REQUIREMENT:
Extract exactly those lines that lie between the start of the material and the line with "Task: Fit a", including both boundary lines and no others.

+++ ENTRIES SUPPLIED
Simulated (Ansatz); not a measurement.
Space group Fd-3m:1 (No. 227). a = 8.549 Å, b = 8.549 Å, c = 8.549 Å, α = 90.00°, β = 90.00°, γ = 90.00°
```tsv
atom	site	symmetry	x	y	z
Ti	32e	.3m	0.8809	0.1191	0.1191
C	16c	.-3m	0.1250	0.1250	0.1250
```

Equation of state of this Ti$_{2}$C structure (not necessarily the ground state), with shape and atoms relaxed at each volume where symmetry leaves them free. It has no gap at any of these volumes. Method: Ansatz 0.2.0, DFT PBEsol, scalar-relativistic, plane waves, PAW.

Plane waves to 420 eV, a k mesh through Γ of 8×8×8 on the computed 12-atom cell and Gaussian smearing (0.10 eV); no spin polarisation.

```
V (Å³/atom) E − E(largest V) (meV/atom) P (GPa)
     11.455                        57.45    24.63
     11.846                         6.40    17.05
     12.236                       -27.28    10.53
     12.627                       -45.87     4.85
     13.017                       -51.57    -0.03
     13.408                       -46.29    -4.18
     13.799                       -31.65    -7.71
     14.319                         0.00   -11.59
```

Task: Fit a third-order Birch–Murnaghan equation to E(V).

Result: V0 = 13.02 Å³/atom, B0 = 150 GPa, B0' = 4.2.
++++++

EXERCISE RESULT:
Simulated (Ansatz); not a measurement.
Space group Fd-3m:1 (No. 227). a = 8.549 Å, b = 8.549 Å, c = 8.549 Å, α = 90.00°, β = 90.00°, γ = 90.00°
```tsv
atom	site	symmetry	x	y	z
Ti	32e	.3m	0.8809	0.1191	0.1191
C	16c	.-3m	0.1250	0.1250	0.1250
```

Equation of state of this Ti$_{2}$C structure (not necessarily the ground state), with shape and atoms relaxed at each volume where symmetry leaves them free. It has no gap at any of these volumes. Method: Ansatz 0.2.0, DFT PBEsol, scalar-relativistic, plane waves, PAW.

Plane waves to 420 eV, a k mesh through Γ of 8×8×8 on the computed 12-atom cell and Gaussian smearing (0.10 eV); no spin polarisation.

```
V (Å³/atom) E − E(largest V) (meV/atom) P (GPa)
     11.455                        57.45    24.63
     11.846                         6.40    17.05
     12.236                       -27.28    10.53
     12.627                       -45.87     4.85
     13.017                       -51.57    -0.03
     13.408                       -46.29    -4.18
     13.799                       -31.65    -7.71
     14.319                         0.00   -11.59
```

Task: Fit a third-order Birch–Murnaghan equation to E(V).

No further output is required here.